Assigned task -> Copy each line of the data exactly. Leave nothing out.

Given records ->
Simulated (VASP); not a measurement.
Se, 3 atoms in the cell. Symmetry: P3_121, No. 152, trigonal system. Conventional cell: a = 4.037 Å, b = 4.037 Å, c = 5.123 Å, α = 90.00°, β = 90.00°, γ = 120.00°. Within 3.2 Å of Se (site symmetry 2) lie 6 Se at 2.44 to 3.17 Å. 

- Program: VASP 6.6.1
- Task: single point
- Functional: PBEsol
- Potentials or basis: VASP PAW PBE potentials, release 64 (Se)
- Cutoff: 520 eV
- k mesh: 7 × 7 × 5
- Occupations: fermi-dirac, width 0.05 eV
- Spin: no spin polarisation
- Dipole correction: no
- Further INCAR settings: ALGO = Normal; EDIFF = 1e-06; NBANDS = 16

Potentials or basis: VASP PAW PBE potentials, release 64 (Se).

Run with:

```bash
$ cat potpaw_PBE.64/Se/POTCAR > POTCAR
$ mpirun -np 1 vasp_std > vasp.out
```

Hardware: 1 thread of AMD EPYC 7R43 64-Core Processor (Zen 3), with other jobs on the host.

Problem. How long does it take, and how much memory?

Problem solution ->
Simulated (VASP); not a measurement.
Se, 3 atoms in the cell. Symmetry: P3_121, No. 152, trigonal system. Conventional cell: a = 4.037 Å, b = 4.037 Å, c = 5.123 Å, α = 90.00°, β = 90.00°, γ = 120.00°. Within 3.2 Å of Se (site symmetry 2) lie 6 Se at 2.44 to 3.17 Å. 

- Program: VASP 6.6.1
- Task: single point
- Functional: PBEsol
- Potentials or basis: VASP PAW PBE potentials, release 64 (Se)
- Cutoff: 520 eV
- k mesh: 7 × 7 × 5
- Occupations: fermi-dirac, width 0.05 eV
- Spin: no spin polarisation
- Dipole correction: no
- Further INCAR settings: ALGO = Normal; EDIFF = 1e-06; NBANDS = 16

Potentials or basis: VASP PAW PBE potentials, release 64 (Se).

Run with:

```bash
$ cat potpaw_PBE.64/Se/POTCAR > POTCAR
$ mpirun -np 1 vasp_std > vasp.out
```

Hardware: 1 thread of AMD EPYC 7R43 64-Core Processor (Zen 3), with other jobs on the host.

Problem. How long does it take, and how much memory?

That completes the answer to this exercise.